REQUIREMENT: Extract exactly those lines that lie between the start of the material and the line with "Solution. (a) 25.49.", including both boundary lines and no others.

-- Opening Marker --
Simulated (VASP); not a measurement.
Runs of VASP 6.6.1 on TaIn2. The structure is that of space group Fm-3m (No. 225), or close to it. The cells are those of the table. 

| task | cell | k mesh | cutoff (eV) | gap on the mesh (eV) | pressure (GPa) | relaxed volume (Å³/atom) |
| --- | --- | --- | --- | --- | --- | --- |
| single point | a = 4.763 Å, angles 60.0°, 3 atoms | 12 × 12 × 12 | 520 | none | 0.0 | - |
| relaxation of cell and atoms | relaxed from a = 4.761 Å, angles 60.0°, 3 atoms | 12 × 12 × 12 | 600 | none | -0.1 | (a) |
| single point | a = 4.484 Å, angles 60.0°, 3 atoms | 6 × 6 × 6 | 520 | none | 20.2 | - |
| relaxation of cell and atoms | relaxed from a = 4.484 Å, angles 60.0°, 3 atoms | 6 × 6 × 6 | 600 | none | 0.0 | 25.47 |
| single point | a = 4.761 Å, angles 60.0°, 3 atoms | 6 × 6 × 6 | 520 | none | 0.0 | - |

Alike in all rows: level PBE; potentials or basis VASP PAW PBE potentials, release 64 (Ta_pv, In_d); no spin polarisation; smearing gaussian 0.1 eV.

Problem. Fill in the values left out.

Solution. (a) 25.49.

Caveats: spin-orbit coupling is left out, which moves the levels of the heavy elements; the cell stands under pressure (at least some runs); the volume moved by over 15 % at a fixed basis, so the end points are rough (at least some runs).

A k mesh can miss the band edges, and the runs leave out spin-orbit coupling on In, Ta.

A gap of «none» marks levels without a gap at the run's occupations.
-- Closing Marker --

TASK ANSWER:
Simulated (VASP); not a measurement.
Runs of VASP 6.6.1 on TaIn2. The structure is that of space group Fm-3m (No. 225), or close to it. The cells are those of the table. 

| task | cell | k mesh | cutoff (eV) | gap on the mesh (eV) | pressure (GPa) | relaxed volume (Å³/atom) |
| --- | --- | --- | --- | --- | --- | --- |
| single point | a = 4.763 Å, angles 60.0°, 3 atoms | 12 × 12 × 12 | 520 | none | 0.0 | - |
| relaxation of cell and atoms | relaxed from a = 4.761 Å, angles 60.0°, 3 atoms | 12 × 12 × 12 | 600 | none | -0.1 | (a) |
| single point | a = 4.484 Å, angles 60.0°, 3 atoms | 6 × 6 × 6 | 520 | none | 20.2 | - |
| relaxation of cell and atoms | relaxed from a = 4.484 Å, angles 60.0°, 3 atoms | 6 × 6 × 6 | 600 | none | 0.0 | 25.47 |
| single point | a = 4.761 Å, angles 60.0°, 3 atoms | 6 × 6 × 6 | 520 | none | 0.0 | - |

Alike in all rows: level PBE; potentials or basis VASP PAW PBE potentials, release 64 (Ta_pv, In_d); no spin polarisation; smearing gaussian 0.1 eV.

Problem. Fill in the values left out.

Solution. (a) 25.49.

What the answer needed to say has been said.